%%
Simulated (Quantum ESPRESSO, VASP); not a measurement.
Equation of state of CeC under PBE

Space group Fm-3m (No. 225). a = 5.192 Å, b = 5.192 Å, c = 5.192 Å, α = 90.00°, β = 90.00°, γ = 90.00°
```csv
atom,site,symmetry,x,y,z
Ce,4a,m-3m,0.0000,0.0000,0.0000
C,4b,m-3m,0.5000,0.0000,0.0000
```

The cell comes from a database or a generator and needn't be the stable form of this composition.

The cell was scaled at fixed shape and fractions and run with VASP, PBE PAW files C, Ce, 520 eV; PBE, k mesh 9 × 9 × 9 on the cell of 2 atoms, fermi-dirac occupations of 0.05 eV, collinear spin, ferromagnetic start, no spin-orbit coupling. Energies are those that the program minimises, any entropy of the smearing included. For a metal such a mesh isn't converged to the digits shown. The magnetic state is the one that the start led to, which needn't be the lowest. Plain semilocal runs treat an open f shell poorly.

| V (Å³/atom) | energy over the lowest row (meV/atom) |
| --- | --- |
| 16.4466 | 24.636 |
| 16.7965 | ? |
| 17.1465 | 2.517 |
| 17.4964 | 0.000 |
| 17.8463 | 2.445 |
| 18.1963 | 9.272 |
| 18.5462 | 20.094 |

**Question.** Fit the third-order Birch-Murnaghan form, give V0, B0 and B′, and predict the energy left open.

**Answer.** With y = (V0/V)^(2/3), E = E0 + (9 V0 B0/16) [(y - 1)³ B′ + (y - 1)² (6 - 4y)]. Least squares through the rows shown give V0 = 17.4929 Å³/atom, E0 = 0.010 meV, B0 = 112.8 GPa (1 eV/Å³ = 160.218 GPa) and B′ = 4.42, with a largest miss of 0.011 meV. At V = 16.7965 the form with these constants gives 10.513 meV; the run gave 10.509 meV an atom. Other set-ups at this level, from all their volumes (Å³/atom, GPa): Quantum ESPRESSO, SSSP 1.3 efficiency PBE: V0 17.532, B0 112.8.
%%

● Activity: Repeat exactly the lines of the listing above, from the one with "Space group Fm-3m" down to the one with "energy left open."; both of those lines belong in the range.

● Exercise answer:
Space group Fm-3m (No. 225). a = 5.192 Å, b = 5.192 Å, c = 5.192 Å, α = 90.00°, β = 90.00°, γ = 90.00°
```csv
atom,site,symmetry,x,y,z
Ce,4a,m-3m,0.0000,0.0000,0.0000
C,4b,m-3m,0.5000,0.0000,0.0000
```

The cell comes from a database or a generator and needn't be the stable form of this composition.

The cell was scaled at fixed shape and fractions and run with VASP, PBE PAW files C, Ce, 520 eV; PBE, k mesh 9 × 9 × 9 on the cell of 2 atoms, fermi-dirac occupations of 0.05 eV, collinear spin, ferromagnetic start, no spin-orbit coupling. Energies are those that the program minimises, any entropy of the smearing included. For a metal such a mesh isn't converged to the digits shown. The magnetic state is the one that the start led to, which needn't be the lowest. Plain semilocal runs treat an open f shell poorly.

| V (Å³/atom) | energy over the lowest row (meV/atom) |
| --- | --- |
| 16.4466 | 24.636 |
| 16.7965 | ? |
| 17.1465 | 2.517 |
| 17.4964 | 0.000 |
| 17.8463 | 2.445 |
| 18.1963 | 9.272 |
| 18.5462 | 20.094 |

**Question.** Fit the third-order Birch-Murnaghan form, give V0, B0 and B′, and predict the energy left open.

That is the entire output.